** Opening Entries supplied block **

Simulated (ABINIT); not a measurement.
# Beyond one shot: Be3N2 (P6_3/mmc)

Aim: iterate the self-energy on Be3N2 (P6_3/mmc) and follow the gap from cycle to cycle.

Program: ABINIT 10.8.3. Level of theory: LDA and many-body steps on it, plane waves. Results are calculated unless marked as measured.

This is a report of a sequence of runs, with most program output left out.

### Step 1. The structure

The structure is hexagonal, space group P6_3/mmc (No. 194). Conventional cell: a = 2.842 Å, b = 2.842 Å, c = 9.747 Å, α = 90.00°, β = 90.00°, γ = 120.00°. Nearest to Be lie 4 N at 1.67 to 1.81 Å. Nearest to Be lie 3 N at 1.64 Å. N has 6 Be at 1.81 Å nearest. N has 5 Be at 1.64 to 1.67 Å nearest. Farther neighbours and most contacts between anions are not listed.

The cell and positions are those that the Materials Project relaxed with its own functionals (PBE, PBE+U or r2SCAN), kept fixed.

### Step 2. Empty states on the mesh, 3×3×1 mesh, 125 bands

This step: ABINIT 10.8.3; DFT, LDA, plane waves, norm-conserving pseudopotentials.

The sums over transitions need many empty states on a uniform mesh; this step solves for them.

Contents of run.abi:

** Closing Entries supplied block **

**Action item:**
Only the lines from the beginning of the material to the line containing "Aim: iterate the" should be echoed, verbatim and in full.

**Expected answer:**
Simulated (ABINIT); not a measurement.
# Beyond one shot: Be3N2 (P6_3/mmc)

Aim: iterate the self-energy on Be3N2 (P6_3/mmc) and follow the gap from cycle to cycle.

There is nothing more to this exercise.